§ **WORK REQUEST**:
Each line of the data should be given again exactly.

+---+

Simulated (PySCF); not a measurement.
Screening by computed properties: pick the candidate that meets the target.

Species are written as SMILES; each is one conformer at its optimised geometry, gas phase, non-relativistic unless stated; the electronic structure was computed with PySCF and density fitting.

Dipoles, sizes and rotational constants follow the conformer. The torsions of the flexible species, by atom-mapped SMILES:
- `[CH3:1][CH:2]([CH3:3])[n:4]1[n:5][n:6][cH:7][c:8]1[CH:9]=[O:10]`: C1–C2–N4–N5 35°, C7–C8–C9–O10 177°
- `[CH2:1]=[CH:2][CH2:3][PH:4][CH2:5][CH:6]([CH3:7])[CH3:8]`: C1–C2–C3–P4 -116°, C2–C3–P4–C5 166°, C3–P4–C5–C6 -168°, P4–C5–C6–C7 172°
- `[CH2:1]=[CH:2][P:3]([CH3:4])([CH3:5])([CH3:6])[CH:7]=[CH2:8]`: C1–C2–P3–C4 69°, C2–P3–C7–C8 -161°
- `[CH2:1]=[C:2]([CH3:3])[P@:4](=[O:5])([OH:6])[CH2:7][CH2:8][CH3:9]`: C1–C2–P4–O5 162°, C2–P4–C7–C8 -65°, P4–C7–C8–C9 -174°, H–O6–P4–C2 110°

+---+

§ **RESPONSE**:
Simulated (PySCF); not a measurement.
Screening by computed properties: pick the candidate that meets the target.

Species are written as SMILES; each is one conformer at its optimised geometry, gas phase, non-relativistic unless stated; the electronic structure was computed with PySCF and density fitting.

Dipoles, sizes and rotational constants follow the conformer. The torsions of the flexible species, by atom-mapped SMILES:
- `[CH3:1][CH:2]([CH3:3])[n:4]1[n:5][n:6][cH:7][c:8]1[CH:9]=[O:10]`: C1–C2–N4–N5 35°, C7–C8–C9–O10 177°
- `[CH2:1]=[CH:2][CH2:3][PH:4][CH2:5][CH:6]([CH3:7])[CH3:8]`: C1–C2–C3–P4 -116°, C2–C3–P4–C5 166°, C3–P4–C5–C6 -168°, P4–C5–C6–C7 172°
- `[CH2:1]=[CH:2][P:3]([CH3:4])([CH3:5])([CH3:6])[CH:7]=[CH2:8]`: C1–C2–P3–C4 69°, C2–P3–C7–C8 -161°
- `[CH2:1]=[C:2]([CH3:3])[P@:4](=[O:5])([OH:6])[CH2:7][CH2:8][CH3:9]`: C1–C2–P4–O5 162°, C2–P4–C7–C8 -65°, P4–C7–C8–C9 -174°, H–O6–P4–C2 110°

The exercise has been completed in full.